Please write out all of the entries exactly as they appear.

=== Information given ===
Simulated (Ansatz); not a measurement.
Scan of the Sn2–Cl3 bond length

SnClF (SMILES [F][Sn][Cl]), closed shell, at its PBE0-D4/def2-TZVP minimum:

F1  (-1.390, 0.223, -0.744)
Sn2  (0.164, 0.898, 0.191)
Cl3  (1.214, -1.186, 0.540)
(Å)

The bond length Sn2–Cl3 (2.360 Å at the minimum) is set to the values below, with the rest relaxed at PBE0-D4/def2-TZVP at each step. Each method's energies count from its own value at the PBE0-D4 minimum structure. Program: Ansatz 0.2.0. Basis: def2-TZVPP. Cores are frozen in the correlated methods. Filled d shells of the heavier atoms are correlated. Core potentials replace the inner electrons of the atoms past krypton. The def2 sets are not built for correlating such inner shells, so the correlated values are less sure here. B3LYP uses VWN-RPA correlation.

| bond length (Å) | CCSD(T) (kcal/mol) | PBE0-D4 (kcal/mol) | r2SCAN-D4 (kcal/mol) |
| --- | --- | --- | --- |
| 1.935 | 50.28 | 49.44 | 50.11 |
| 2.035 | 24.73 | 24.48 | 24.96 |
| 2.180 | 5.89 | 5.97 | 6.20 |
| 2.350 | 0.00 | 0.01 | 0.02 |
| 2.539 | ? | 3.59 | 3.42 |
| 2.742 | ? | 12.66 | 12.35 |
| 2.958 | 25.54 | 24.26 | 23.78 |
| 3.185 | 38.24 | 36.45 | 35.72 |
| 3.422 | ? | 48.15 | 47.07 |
===

Expected answer
Simulated (Ansatz); not a measurement.
Scan of the Sn2–Cl3 bond length

SnClF (SMILES [F][Sn][Cl]), closed shell, at its PBE0-D4/def2-TZVP minimum:

F1  (-1.390, 0.223, -0.744)
Sn2  (0.164, 0.898, 0.191)
Cl3  (1.214, -1.186, 0.540)
(Å)

The bond length Sn2–Cl3 (2.360 Å at the minimum) is set to the values below, with the rest relaxed at PBE0-D4/def2-TZVP at each step. Each method's energies count from its own value at the PBE0-D4 minimum structure. Program: Ansatz 0.2.0. Basis: def2-TZVPP. Cores are frozen in the correlated methods. Filled d shells of the heavier atoms are correlated. Core potentials replace the inner electrons of the atoms past krypton. The def2 sets are not built for correlating such inner shells, so the correlated values are less sure here. B3LYP uses VWN-RPA correlation.

| bond length (Å) | CCSD(T) (kcal/mol) | PBE0-D4 (kcal/mol) | r2SCAN-D4 (kcal/mol) |
| --- | --- | --- | --- |
| 1.935 | 50.28 | 49.44 | 50.11 |
| 2.035 | 24.73 | 24.48 | 24.96 |
| 2.180 | 5.89 | 5.97 | 6.20 |
| 2.350 | 0.00 | 0.01 | 0.02 |
| 2.539 | ? | 3.59 | 3.42 |
| 2.742 | ? | 12.66 | 12.35 |
| 2.958 | 25.54 | 24.26 | 23.78 |
| 3.185 | 38.24 | 36.45 | 35.72 |
| 3.422 | ? | 48.15 | 47.07 |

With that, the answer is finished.